■ ■ ■ ■ ■ ■ ■

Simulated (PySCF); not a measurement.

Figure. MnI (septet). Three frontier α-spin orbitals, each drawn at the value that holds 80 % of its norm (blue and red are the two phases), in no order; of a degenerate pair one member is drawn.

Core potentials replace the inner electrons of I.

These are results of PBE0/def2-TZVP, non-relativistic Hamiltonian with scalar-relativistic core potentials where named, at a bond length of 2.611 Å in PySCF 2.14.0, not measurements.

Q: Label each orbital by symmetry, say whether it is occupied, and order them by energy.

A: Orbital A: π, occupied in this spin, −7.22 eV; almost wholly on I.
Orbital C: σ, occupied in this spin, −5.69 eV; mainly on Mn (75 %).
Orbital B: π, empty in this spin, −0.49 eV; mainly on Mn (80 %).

■ ■ ■ ■ ■ ■ ■

-- Required action --
In the data above, find the line that contains "Core potentials replace" and the line that contains "Orbital C: σ, occupied". Repeat exactly those lines and every line between them, and only those.

-- Task output --
Core potentials replace the inner electrons of I.

These are results of PBE0/def2-TZVP, non-relativistic Hamiltonian with scalar-relativistic core potentials where named, at a bond length of 2.611 Å in PySCF 2.14.0, not measurements.

Q: Label each orbital by symmetry, say whether it is occupied, and order them by energy.

A: Orbital A: π, occupied in this spin, −7.22 eV; almost wholly on I.
Orbital C: σ, occupied in this spin, −5.69 eV; mainly on Mn (75 %).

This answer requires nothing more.